The data: Begin

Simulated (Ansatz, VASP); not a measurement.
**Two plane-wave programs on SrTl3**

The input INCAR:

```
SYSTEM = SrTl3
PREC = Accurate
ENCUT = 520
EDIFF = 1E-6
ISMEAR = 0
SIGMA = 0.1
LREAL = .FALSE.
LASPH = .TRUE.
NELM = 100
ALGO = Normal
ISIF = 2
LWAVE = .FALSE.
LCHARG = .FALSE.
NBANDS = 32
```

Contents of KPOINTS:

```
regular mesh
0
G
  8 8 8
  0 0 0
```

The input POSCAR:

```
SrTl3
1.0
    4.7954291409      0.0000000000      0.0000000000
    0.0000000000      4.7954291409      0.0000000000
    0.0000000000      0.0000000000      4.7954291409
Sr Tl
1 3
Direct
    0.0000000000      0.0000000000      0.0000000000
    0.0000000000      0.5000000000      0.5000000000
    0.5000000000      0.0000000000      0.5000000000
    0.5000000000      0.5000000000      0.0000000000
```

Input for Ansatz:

The data: End

- **Task item**: Repeat all the entries exactly as given.

- **Written answer**:
Simulated (Ansatz, VASP); not a measurement.
**Two plane-wave programs on SrTl3**

The input INCAR:

```
SYSTEM = SrTl3
PREC = Accurate
ENCUT = 520
EDIFF = 1E-6
ISMEAR = 0
SIGMA = 0.1
LREAL = .FALSE.
LASPH = .TRUE.
NELM = 100
ALGO = Normal
ISIF = 2
LWAVE = .FALSE.
LCHARG = .FALSE.
NBANDS = 32
```

Contents of KPOINTS:

```
regular mesh
0
G
  8 8 8
  0 0 0
```

The input POSCAR:

```
SrTl3
1.0
    4.7954291409      0.0000000000      0.0000000000
    0.0000000000      4.7954291409      0.0000000000
    0.0000000000      0.0000000000      4.7954291409
Sr Tl
1 3
Direct
    0.0000000000      0.0000000000      0.0000000000
    0.0000000000      0.5000000000      0.5000000000
    0.5000000000      0.0000000000      0.5000000000
    0.5000000000      0.5000000000      0.0000000000
```

Input for Ansatz:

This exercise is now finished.